Work request: Lines in the listing under this task are to be copied exactly.

Data records:
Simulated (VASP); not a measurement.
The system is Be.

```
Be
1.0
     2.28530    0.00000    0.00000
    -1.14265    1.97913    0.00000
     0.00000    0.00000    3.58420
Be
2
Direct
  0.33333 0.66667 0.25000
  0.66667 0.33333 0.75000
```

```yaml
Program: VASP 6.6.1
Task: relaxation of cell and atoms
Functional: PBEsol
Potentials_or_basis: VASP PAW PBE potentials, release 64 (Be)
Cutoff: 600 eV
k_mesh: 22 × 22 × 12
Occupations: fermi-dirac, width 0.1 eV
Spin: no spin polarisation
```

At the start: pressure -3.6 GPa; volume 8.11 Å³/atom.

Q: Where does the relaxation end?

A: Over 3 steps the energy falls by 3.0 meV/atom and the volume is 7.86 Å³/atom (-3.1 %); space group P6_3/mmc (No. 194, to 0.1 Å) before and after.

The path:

Exercise response:
Simulated (VASP); not a measurement.
The system is Be.

```
Be
1.0
     2.28530    0.00000    0.00000
    -1.14265    1.97913    0.00000
     0.00000    0.00000    3.58420
Be
2
Direct
  0.33333 0.66667 0.25000
  0.66667 0.33333 0.75000
```

```yaml
Program: VASP 6.6.1
Task: relaxation of cell and atoms
Functional: PBEsol
Potentials_or_basis: VASP PAW PBE potentials, release 64 (Be)
Cutoff: 600 eV
k_mesh: 22 × 22 × 12
Occupations: fermi-dirac, width 0.1 eV
Spin: no spin polarisation
```

At the start: pressure -3.6 GPa; volume 8.11 Å³/atom.

Q: Where does the relaxation end?

A: Over 3 steps the energy falls by 3.0 meV/atom and the volume is 7.86 Å³/atom (-3.1 %); space group P6_3/mmc (No. 194, to 0.1 Å) before and after.

The path:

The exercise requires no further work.